[Extracted records]
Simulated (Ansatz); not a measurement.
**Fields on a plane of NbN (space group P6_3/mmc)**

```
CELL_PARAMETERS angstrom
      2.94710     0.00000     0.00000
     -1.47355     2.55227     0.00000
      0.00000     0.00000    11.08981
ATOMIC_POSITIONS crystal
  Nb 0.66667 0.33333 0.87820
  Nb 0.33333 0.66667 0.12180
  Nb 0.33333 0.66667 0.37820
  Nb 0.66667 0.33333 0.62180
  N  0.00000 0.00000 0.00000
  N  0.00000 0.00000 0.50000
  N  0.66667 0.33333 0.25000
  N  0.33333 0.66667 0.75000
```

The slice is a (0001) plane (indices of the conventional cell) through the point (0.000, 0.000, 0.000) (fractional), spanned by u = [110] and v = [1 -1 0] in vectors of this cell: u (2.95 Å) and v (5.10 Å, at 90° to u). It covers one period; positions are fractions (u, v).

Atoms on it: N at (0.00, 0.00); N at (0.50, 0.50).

[Brief]
Repeat the material above exactly, including every line.

[Response]
Simulated (Ansatz); not a measurement.
**Fields on a plane of NbN (space group P6_3/mmc)**

```
CELL_PARAMETERS angstrom
      2.94710     0.00000     0.00000
     -1.47355     2.55227     0.00000
      0.00000     0.00000    11.08981
ATOMIC_POSITIONS crystal
  Nb 0.66667 0.33333 0.87820
  Nb 0.33333 0.66667 0.12180
  Nb 0.33333 0.66667 0.37820
  Nb 0.66667 0.33333 0.62180
  N  0.00000 0.00000 0.00000
  N  0.00000 0.00000 0.50000
  N  0.66667 0.33333 0.25000
  N  0.33333 0.66667 0.75000
```

The slice is a (0001) plane (indices of the conventional cell) through the point (0.000, 0.000, 0.000) (fractional), spanned by u = [110] and v = [1 -1 0] in vectors of this cell: u (2.95 Å) and v (5.10 Å, at 90° to u). It covers one period; positions are fractions (u, v).

Atoms on it: N at (0.00, 0.00); N at (0.50, 0.50).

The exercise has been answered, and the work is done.